→ The data:
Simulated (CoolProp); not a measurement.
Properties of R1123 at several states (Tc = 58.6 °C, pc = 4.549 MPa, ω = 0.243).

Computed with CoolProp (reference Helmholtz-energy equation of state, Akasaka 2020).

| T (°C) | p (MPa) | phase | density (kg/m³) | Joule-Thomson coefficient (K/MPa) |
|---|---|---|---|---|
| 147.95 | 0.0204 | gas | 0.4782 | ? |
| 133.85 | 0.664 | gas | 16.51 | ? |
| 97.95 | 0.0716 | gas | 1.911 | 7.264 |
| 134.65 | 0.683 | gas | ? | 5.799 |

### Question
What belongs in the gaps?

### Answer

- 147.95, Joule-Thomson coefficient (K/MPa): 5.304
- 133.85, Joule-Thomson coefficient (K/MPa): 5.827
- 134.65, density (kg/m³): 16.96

→ Work item: Word for word, restate the lines above from the line containing "1.911 | 7.264 |" through the line containing "- 133.85, Joule-Thomson", with both included and nothing else.

→ Response:
| 97.95 | 0.0716 | gas | 1.911 | 7.264 |
| 134.65 | 0.683 | gas | ? | 5.799 |

### Question
What belongs in the gaps?

### Answer

- 147.95, Joule-Thomson coefficient (K/MPa): 5.304
- 133.85, Joule-Thomson coefficient (K/MPa): 5.827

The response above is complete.